▶ Work instruction: Copy verbatim the material from its first line to the line that holds "Question: Ho Lβ1", including that line.

----- Extracted entries

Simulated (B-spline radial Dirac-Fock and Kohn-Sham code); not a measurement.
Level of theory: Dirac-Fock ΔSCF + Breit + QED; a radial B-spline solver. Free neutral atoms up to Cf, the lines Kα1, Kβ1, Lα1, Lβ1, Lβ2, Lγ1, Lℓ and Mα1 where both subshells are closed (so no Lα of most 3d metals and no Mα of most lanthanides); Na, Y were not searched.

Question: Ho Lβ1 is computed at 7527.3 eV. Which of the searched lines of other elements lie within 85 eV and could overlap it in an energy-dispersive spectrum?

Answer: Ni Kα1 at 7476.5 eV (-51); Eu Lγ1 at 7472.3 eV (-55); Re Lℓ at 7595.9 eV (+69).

----------

▶ Result:
Simulated (B-spline radial Dirac-Fock and Kohn-Sham code); not a measurement.
Level of theory: Dirac-Fock ΔSCF + Breit + QED; a radial B-spline solver. Free neutral atoms up to Cf, the lines Kα1, Kβ1, Lα1, Lβ1, Lβ2, Lγ1, Lℓ and Mα1 where both subshells are closed (so no Lα of most 3d metals and no Mα of most lanthanides); Na, Y were not searched.

Question: Ho Lβ1 is computed at 7527.3 eV. Which of the searched lines of other elements lie within 85 eV and could overlap it in an energy-dispersive spectrum?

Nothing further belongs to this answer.